## ACTION ITEM
Take the material below and output exactly the run of lines from the one containing "Program: VASP 6.6.1" down to the one containing "80; ISIF = 3", with both included.

## DATA FOR ANALYSIS
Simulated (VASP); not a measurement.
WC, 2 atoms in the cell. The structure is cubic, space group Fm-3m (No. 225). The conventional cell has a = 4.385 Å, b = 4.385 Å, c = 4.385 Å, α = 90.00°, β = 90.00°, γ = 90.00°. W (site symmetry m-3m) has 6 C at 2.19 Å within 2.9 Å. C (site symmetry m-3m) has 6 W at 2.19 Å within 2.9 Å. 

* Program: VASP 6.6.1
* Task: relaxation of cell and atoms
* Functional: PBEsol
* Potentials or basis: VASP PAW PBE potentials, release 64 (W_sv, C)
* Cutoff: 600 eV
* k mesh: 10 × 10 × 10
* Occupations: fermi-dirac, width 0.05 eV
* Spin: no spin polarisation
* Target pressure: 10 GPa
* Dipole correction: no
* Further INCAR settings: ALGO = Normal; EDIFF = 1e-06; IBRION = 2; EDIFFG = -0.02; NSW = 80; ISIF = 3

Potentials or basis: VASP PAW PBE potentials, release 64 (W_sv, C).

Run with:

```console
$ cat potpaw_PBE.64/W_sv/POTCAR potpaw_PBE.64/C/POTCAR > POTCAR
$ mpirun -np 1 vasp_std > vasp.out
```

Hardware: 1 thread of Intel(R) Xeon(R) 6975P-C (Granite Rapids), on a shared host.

## ANSWER BOX
* Program: VASP 6.6.1
* Task: relaxation of cell and atoms
* Functional: PBEsol
* Potentials or basis: VASP PAW PBE potentials, release 64 (W_sv, C)
* Cutoff: 600 eV
* k mesh: 10 × 10 × 10
* Occupations: fermi-dirac, width 0.05 eV
* Spin: no spin polarisation
* Target pressure: 10 GPa
* Dipole correction: no
* Further INCAR settings: ALGO = Normal; EDIFF = 1e-06; IBRION = 2; EDIFFG = -0.02; NSW = 80; ISIF = 3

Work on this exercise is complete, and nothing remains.